Lines outside the range are not wanted. Give again exactly the lines between the line holding "Method: relaxation, pbe0, def2-tzvp, and" and the line holding "to begin with**", inclusive, from the listing below.

-- INFORMATION SHOWN follows --
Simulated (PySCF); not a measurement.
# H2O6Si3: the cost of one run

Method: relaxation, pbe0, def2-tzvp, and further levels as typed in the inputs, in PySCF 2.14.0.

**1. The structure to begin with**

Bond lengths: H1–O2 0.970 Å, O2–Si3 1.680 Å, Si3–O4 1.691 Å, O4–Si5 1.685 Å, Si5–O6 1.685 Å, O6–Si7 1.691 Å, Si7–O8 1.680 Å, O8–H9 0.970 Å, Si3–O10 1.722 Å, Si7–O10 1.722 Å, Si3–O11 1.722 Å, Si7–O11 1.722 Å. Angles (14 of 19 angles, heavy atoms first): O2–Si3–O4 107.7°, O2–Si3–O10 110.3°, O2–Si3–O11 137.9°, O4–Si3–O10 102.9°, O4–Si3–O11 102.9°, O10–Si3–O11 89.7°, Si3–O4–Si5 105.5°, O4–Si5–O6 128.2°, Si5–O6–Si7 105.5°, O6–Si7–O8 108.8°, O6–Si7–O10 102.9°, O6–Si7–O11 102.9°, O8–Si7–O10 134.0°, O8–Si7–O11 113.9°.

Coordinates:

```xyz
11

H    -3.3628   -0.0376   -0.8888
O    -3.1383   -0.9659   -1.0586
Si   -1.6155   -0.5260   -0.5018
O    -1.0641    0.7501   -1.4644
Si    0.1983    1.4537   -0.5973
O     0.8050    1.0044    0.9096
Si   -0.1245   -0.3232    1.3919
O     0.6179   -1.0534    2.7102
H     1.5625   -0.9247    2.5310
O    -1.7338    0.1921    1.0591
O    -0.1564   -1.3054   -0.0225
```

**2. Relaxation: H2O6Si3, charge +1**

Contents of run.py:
-- INFORMATION SHOWN concluded --

◆ TASK RESPONSE:
Method: relaxation, pbe0, def2-tzvp, and further levels as typed in the inputs, in PySCF 2.14.0.

**1. The structure to begin with**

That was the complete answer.